Assignment
Return, word for word, only the lines of the data below that lie between the line with "of 2.381 eV." and the line with "starting point HSE06.", those two lines included.

Extracted entries
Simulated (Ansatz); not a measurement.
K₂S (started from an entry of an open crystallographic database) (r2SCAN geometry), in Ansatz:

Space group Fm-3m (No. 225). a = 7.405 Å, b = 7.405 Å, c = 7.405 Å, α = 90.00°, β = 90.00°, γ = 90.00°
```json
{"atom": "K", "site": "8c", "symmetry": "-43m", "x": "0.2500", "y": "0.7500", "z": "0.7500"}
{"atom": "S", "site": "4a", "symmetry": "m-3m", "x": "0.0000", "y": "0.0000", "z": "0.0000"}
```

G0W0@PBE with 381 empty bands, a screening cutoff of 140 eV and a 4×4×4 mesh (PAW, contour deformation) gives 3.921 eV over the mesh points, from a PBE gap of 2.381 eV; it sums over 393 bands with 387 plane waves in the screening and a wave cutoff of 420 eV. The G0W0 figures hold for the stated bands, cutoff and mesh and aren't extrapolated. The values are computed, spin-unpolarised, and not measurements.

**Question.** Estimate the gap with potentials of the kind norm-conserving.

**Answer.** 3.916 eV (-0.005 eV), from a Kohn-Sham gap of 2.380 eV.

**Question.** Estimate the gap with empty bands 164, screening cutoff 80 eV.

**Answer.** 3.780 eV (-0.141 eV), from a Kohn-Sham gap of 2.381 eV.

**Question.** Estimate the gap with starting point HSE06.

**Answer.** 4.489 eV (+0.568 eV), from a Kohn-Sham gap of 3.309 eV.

Written answer
**Answer.** 3.780 eV (-0.141 eV), from a Kohn-Sham gap of 2.381 eV.

**Question.** Estimate the gap with starting point HSE06.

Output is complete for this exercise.